=== Work order ===
So that nothing is lost, write out all the lines below exactly.

+++
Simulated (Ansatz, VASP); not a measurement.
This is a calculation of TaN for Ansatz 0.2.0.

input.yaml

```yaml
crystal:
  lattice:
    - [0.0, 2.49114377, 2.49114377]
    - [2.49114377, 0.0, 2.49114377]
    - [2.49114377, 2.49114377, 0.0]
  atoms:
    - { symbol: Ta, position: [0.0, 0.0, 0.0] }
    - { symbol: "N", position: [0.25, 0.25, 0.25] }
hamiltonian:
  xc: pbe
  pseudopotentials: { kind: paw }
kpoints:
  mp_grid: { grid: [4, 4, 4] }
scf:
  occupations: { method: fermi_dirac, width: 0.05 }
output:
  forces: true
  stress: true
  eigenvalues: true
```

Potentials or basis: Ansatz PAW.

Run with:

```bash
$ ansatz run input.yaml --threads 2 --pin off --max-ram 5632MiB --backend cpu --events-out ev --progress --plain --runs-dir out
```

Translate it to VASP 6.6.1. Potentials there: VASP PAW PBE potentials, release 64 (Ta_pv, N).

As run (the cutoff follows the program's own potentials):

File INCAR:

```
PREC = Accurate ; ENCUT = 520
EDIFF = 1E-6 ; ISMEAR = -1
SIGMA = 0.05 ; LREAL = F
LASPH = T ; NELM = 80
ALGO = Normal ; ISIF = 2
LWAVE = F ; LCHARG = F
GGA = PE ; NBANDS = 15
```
+++

=== Your response ===
Simulated (Ansatz, VASP); not a measurement.
This is a calculation of TaN for Ansatz 0.2.0.

input.yaml

```yaml
crystal:
  lattice:
    - [0.0, 2.49114377, 2.49114377]
    - [2.49114377, 0.0, 2.49114377]
    - [2.49114377, 2.49114377, 0.0]
  atoms:
    - { symbol: Ta, position: [0.0, 0.0, 0.0] }
    - { symbol: "N", position: [0.25, 0.25, 0.25] }
hamiltonian:
  xc: pbe
  pseudopotentials: { kind: paw }
kpoints:
  mp_grid: { grid: [4, 4, 4] }
scf:
  occupations: { method: fermi_dirac, width: 0.05 }
output:
  forces: true
  stress: true
  eigenvalues: true
```

Potentials or basis: Ansatz PAW.

Run with:

```bash
$ ansatz run input.yaml --threads 2 --pin off --max-ram 5632MiB --backend cpu --events-out ev --progress --plain --runs-dir out
```

Translate it to VASP 6.6.1. Potentials there: VASP PAW PBE potentials, release 64 (Ta_pv, N).

As run (the cutoff follows the program's own potentials):

File INCAR:

```
PREC = Accurate ; ENCUT = 520
EDIFF = 1E-6 ; ISMEAR = -1
SIGMA = 0.05 ; LREAL = F
LASPH = T ; NELM = 80
ALGO = Normal ; ISIF = 2
LWAVE = F ; LCHARG = F
GGA = PE ; NBANDS = 15
```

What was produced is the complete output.